Work request: The full listing should be set down again precisely.

[[ Data shown open ]]

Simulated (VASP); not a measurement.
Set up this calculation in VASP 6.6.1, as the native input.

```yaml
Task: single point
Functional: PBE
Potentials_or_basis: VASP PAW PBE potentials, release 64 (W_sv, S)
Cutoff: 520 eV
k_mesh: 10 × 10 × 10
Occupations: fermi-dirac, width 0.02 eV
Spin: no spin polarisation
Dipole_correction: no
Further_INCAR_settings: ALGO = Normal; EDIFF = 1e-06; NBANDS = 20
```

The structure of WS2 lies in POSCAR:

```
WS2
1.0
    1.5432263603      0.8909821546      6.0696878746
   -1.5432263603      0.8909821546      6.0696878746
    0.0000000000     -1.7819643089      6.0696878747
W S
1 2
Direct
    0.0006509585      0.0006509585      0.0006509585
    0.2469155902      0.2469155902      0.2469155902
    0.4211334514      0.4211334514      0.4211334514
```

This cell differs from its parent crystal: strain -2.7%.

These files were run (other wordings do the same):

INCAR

[[ Data shown closed ]]

Answer section:
Simulated (VASP); not a measurement.
Set up this calculation in VASP 6.6.1, as the native input.

```yaml
Task: single point
Functional: PBE
Potentials_or_basis: VASP PAW PBE potentials, release 64 (W_sv, S)
Cutoff: 520 eV
k_mesh: 10 × 10 × 10
Occupations: fermi-dirac, width 0.02 eV
Spin: no spin polarisation
Dipole_correction: no
Further_INCAR_settings: ALGO = Normal; EDIFF = 1e-06; NBANDS = 20
```

The structure of WS2 lies in POSCAR:

```
WS2
1.0
    1.5432263603      0.8909821546      6.0696878746
   -1.5432263603      0.8909821546      6.0696878746
    0.0000000000     -1.7819643089      6.0696878747
W S
1 2
Direct
    0.0006509585      0.0006509585      0.0006509585
    0.2469155902      0.2469155902      0.2469155902
    0.4211334514      0.4211334514      0.4211334514
```

This cell differs from its parent crystal: strain -2.7%.

These files were run (other wordings do the same):

INCAR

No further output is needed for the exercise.